Material shown section start

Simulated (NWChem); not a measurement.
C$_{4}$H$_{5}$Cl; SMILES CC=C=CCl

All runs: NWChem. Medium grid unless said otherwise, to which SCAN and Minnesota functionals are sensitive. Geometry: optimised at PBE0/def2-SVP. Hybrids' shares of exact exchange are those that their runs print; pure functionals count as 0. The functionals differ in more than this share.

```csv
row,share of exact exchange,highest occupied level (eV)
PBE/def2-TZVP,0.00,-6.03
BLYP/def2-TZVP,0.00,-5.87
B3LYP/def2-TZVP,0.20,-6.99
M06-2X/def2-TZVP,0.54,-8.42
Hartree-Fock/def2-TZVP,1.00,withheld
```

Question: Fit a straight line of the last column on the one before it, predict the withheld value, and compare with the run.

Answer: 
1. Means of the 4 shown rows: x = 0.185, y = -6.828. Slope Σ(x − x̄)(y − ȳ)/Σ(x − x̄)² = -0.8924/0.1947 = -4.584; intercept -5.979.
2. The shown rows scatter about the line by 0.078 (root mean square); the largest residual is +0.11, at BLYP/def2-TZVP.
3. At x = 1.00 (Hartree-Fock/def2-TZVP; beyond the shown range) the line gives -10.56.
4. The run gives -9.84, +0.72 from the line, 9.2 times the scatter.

Material shown section end

Copy the lines above exactly, beginning at the line that has "All runs: NWChem." and stopping after the line that has "3. At x = 1.00", and omit the rest.

- _Answer space_
All runs: NWChem. Medium grid unless said otherwise, to which SCAN and Minnesota functionals are sensitive. Geometry: optimised at PBE0/def2-SVP. Hybrids' shares of exact exchange are those that their runs print; pure functionals count as 0. The functionals differ in more than this share.

```csv
row,share of exact exchange,highest occupied level (eV)
PBE/def2-TZVP,0.00,-6.03
BLYP/def2-TZVP,0.00,-5.87
B3LYP/def2-TZVP,0.20,-6.99
M06-2X/def2-TZVP,0.54,-8.42
Hartree-Fock/def2-TZVP,1.00,withheld
```

Question: Fit a straight line of the last column on the one before it, predict the withheld value, and compare with the run.

Answer: 
1. Means of the 4 shown rows: x = 0.185, y = -6.828. Slope Σ(x − x̄)(y − ȳ)/Σ(x − x̄)² = -0.8924/0.1947 = -4.584; intercept -5.979.
2. The shown rows scatter about the line by 0.078 (root mean square); the largest residual is +0.11, at BLYP/def2-TZVP.
3. At x = 1.00 (Hartree-Fock/def2-TZVP; beyond the shown range) the line gives -10.56.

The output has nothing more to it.